(Beginning of Source material)
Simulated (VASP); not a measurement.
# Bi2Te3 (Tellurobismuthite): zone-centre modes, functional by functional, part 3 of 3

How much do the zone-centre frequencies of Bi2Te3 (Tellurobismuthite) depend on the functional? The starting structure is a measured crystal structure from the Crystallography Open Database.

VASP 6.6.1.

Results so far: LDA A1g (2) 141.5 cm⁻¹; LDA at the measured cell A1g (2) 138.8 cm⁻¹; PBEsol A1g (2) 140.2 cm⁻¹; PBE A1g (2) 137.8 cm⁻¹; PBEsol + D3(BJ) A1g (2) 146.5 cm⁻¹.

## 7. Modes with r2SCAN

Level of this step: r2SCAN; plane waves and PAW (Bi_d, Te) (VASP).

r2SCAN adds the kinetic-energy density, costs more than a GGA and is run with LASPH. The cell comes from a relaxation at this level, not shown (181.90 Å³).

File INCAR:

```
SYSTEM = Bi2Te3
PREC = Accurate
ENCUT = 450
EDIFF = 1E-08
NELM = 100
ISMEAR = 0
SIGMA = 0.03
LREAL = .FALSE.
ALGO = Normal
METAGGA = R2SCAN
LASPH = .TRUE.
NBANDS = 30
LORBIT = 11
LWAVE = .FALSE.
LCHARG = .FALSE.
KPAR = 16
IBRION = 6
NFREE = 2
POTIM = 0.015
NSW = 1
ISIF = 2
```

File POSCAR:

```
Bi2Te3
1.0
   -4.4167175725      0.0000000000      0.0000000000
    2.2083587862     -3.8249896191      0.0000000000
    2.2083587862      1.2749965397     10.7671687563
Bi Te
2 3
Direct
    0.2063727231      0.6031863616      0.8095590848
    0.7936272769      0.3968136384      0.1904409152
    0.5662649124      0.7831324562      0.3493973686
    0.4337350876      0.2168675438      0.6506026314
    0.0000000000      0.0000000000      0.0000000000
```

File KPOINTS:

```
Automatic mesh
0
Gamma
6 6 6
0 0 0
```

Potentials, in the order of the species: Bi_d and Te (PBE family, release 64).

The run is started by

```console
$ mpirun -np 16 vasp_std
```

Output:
(End of Source material)

Work item -
Only the lines from the opening of the material through the line with "# Bi2Te3 (Tellurobismuthite): zone-centre" should be echoed, exactly as written.

Response box -
Simulated (VASP); not a measurement.
# Bi2Te3 (Tellurobismuthite): zone-centre modes, functional by functional, part 3 of 3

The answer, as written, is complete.